▶ _STORED DATA_:
┄┄┄┄┄┄┄┄┄┄┄┄┄┄┄┄┄┄┄┄

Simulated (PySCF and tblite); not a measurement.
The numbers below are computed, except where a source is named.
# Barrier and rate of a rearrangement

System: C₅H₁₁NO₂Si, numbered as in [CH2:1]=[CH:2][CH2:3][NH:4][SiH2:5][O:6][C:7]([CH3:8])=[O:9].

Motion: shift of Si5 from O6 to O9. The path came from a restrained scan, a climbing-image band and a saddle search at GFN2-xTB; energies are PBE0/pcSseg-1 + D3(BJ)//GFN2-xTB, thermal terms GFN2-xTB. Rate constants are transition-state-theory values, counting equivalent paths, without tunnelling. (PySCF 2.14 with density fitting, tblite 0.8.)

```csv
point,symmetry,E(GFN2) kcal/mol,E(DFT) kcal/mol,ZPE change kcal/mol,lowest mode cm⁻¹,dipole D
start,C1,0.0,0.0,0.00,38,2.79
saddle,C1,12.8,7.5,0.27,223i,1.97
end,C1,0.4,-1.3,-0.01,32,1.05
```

┄┄┄┄┄┄┄┄┄┄┄┄┄┄┄┄┄┄┄┄

▶ _WORK TASK_: Set down the entries above again, word for word.

▶ _RESPONSE AREA_:
Simulated (PySCF and tblite); not a measurement.
The numbers below are computed, except where a source is named.
# Barrier and rate of a rearrangement

System: C₅H₁₁NO₂Si, numbered as in [CH2:1]=[CH:2][CH2:3][NH:4][SiH2:5][O:6][C:7]([CH3:8])=[O:9].

Motion: shift of Si5 from O6 to O9. The path came from a restrained scan, a climbing-image band and a saddle search at GFN2-xTB; energies are PBE0/pcSseg-1 + D3(BJ)//GFN2-xTB, thermal terms GFN2-xTB. Rate constants are transition-state-theory values, counting equivalent paths, without tunnelling. (PySCF 2.14 with density fitting, tblite 0.8.)

```csv
point,symmetry,E(GFN2) kcal/mol,E(DFT) kcal/mol,ZPE change kcal/mol,lowest mode cm⁻¹,dipole D
start,C1,0.0,0.0,0.00,38,2.79
saddle,C1,12.8,7.5,0.27,223i,1.97
end,C1,0.4,-1.3,-0.01,32,1.05
```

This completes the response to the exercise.